EXERCISE
The lines below starting at the line containing "[Kr] 4d10 4f6 |" and ending at the line containing "correction | none |" are to be repeated exactly, with both ends kept and nothing else added.

SOURCE INFORMATION
<<<<

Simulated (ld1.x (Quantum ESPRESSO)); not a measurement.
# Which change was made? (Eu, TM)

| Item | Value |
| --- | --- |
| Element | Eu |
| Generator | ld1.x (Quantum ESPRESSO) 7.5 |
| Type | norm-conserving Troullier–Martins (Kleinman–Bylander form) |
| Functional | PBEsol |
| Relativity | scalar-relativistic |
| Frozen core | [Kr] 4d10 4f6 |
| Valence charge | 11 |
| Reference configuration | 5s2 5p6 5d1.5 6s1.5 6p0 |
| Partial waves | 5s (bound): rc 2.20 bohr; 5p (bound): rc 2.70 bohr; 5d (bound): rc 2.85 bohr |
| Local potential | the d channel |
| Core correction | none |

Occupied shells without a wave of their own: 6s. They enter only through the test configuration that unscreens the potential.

>>>>

ANSWER BOX
| Frozen core | [Kr] 4d10 4f6 |
| Valence charge | 11 |
| Reference configuration | 5s2 5p6 5d1.5 6s1.5 6p0 |
| Partial waves | 5s (bound): rc 2.20 bohr; 5p (bound): rc 2.70 bohr; 5d (bound): rc 2.85 bohr |
| Local potential | the d channel |
| Core correction | none |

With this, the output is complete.